> _Action item_:
Copy exactly, please, each line of the data below until the line that contains "Gas-phase species: SiHCl3" has been copied, beginning at the top.

---------------
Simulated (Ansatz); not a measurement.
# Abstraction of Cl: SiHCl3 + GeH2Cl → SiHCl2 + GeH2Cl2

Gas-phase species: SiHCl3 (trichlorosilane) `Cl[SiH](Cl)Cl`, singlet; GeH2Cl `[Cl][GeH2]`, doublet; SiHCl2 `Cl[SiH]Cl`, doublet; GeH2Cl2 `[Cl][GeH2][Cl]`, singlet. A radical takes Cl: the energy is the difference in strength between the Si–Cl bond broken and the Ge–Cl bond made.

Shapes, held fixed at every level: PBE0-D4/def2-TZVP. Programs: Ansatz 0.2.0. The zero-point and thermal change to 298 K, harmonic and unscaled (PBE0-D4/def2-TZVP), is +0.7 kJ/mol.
---------------

> _Task result_:
Simulated (Ansatz); not a measurement.
# Abstraction of Cl: SiHCl3 + GeH2Cl → SiHCl2 + GeH2Cl2

Gas-phase species: SiHCl3 (trichlorosilane) `Cl[SiH](Cl)Cl`, singlet; GeH2Cl `[Cl][GeH2]`, doublet; SiHCl2 `Cl[SiH]Cl`, doublet; GeH2Cl2 `[Cl][GeH2][Cl]`, singlet. A radical takes Cl: the energy is the difference in strength between the Si–Cl bond broken and the Ge–Cl bond made.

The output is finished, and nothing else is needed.